======== Information

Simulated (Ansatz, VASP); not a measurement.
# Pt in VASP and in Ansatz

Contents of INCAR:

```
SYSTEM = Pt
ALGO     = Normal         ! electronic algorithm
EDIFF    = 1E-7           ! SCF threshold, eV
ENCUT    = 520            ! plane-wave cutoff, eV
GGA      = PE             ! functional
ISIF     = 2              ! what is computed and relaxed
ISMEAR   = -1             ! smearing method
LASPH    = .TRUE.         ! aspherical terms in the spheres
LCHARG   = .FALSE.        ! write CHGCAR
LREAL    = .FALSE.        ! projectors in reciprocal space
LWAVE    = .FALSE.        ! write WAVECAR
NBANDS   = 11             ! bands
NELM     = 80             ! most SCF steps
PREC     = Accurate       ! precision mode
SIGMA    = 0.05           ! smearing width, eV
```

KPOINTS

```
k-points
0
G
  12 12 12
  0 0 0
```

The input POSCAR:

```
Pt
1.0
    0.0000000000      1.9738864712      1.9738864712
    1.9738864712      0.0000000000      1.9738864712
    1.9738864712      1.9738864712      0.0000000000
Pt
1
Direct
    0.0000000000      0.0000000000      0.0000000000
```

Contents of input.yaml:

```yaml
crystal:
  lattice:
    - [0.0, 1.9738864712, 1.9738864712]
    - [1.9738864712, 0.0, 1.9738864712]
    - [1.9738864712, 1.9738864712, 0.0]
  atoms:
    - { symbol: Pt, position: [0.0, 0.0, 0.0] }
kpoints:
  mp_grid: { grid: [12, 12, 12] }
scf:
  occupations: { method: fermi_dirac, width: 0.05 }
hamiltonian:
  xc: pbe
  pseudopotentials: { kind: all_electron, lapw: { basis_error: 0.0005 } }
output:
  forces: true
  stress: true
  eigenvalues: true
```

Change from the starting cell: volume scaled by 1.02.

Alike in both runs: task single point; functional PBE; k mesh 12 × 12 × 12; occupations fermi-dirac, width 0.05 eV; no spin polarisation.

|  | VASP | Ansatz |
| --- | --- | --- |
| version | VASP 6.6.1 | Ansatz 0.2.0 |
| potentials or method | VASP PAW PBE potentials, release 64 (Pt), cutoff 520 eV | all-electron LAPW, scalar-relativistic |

================

### Assigned task
Quote exactly the first line of the data and every line after it through the one holding "Ansatz 0.2.0 |".

### Written response
Simulated (Ansatz, VASP); not a measurement.
# Pt in VASP and in Ansatz

Contents of INCAR:

```
SYSTEM = Pt
ALGO     = Normal         ! electronic algorithm
EDIFF    = 1E-7           ! SCF threshold, eV
ENCUT    = 520            ! plane-wave cutoff, eV
GGA      = PE             ! functional
ISIF     = 2              ! what is computed and relaxed
ISMEAR   = -1             ! smearing method
LASPH    = .TRUE.         ! aspherical terms in the spheres
LCHARG   = .FALSE.        ! write CHGCAR
LREAL    = .FALSE.        ! projectors in reciprocal space
LWAVE    = .FALSE.        ! write WAVECAR
NBANDS   = 11             ! bands
NELM     = 80             ! most SCF steps
PREC     = Accurate       ! precision mode
SIGMA    = 0.05           ! smearing width, eV
```

KPOINTS

```
k-points
0
G
  12 12 12
  0 0 0
```

The input POSCAR:

```
Pt
1.0
    0.0000000000      1.9738864712      1.9738864712
    1.9738864712      0.0000000000      1.9738864712
    1.9738864712      1.9738864712      0.0000000000
Pt
1
Direct
    0.0000000000      0.0000000000      0.0000000000
```

Contents of input.yaml:

```yaml
crystal:
  lattice:
    - [0.0, 1.9738864712, 1.9738864712]
    - [1.9738864712, 0.0, 1.9738864712]
    - [1.9738864712, 1.9738864712, 0.0]
  atoms:
    - { symbol: Pt, position: [0.0, 0.0, 0.0] }
kpoints:
  mp_grid: { grid: [12, 12, 12] }
scf:
  occupations: { method: fermi_dirac, width: 0.05 }
hamiltonian:
  xc: pbe
  pseudopotentials: { kind: all_electron, lapw: { basis_error: 0.0005 } }
output:
  forces: true
  stress: true
  eigenvalues: true
```

Change from the starting cell: volume scaled by 1.02.

Alike in both runs: task single point; functional PBE; k mesh 12 × 12 × 12; occupations fermi-dirac, width 0.05 eV; no spin polarisation.

|  | VASP | Ansatz |
| --- | --- | --- |
| version | VASP 6.6.1 | Ansatz 0.2.0 |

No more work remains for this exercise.